Exercise: What is needed here is every record, retyped without any change.

Exercise data:
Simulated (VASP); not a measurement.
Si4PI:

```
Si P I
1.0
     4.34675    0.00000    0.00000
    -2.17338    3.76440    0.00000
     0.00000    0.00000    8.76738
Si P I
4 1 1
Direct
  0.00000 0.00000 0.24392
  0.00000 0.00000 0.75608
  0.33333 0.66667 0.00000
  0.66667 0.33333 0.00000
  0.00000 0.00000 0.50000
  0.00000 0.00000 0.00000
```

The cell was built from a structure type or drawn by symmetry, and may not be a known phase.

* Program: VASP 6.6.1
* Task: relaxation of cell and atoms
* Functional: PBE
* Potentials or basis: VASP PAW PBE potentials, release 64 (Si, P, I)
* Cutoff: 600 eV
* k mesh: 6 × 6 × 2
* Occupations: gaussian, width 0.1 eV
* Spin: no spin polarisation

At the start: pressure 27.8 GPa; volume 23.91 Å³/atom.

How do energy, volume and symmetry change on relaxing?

Written solution:
Simulated (VASP); not a measurement.
Si4PI:

```
Si P I
1.0
     4.34675    0.00000    0.00000
    -2.17338    3.76440    0.00000
     0.00000    0.00000    8.76738
Si P I
4 1 1
Direct
  0.00000 0.00000 0.24392
  0.00000 0.00000 0.75608
  0.33333 0.66667 0.00000
  0.66667 0.33333 0.00000
  0.00000 0.00000 0.50000
  0.00000 0.00000 0.00000
```

The cell was built from a structure type or drawn by symmetry, and may not be a known phase.

* Program: VASP 6.6.1
* Task: relaxation of cell and atoms
* Functional: PBE
* Potentials or basis: VASP PAW PBE potentials, release 64 (Si, P, I)
* Cutoff: 600 eV
* k mesh: 6 × 6 × 2
* Occupations: gaussian, width 0.1 eV
* Spin: no spin polarisation

At the start: pressure 27.8 GPa; volume 23.91 Å³/atom.

How do energy, volume and symmetry change on relaxing?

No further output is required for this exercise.